● Work order
The listing below holds a line with "The run itself" and a later line with "A: Ag⁻ (silver, charge". Write out those two lines and every line between them, exactly, and nothing else.

#####

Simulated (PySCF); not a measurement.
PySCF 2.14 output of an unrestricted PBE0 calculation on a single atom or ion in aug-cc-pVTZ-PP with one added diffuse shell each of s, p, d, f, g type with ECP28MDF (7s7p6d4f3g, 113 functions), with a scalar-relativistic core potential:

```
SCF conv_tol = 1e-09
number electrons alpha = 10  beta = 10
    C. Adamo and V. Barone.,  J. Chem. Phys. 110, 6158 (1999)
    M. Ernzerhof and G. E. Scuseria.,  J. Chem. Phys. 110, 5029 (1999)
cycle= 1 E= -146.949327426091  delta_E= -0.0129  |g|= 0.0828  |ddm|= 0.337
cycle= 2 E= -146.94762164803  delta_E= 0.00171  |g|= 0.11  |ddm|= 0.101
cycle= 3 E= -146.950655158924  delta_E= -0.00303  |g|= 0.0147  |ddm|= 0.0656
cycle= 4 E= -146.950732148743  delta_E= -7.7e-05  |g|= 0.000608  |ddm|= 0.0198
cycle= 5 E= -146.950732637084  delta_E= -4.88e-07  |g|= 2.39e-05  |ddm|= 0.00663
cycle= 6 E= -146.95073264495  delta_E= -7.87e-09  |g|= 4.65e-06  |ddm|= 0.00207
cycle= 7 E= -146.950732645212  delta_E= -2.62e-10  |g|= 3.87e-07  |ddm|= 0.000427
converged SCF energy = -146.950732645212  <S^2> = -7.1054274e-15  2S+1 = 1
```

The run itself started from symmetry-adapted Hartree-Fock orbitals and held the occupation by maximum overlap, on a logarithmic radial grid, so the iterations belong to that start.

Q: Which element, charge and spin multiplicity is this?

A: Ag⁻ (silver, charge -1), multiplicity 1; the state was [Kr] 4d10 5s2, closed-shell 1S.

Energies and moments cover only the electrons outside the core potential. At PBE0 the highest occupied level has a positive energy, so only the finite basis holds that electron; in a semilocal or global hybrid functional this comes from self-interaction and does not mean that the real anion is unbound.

#####

● Result
The run itself started from symmetry-adapted Hartree-Fock orbitals and held the occupation by maximum overlap, on a logarithmic radial grid, so the iterations belong to that start.

Q: Which element, charge and spin multiplicity is this?

A: Ag⁻ (silver, charge -1), multiplicity 1; the state was [Kr] 4d10 5s2, closed-shell 1S.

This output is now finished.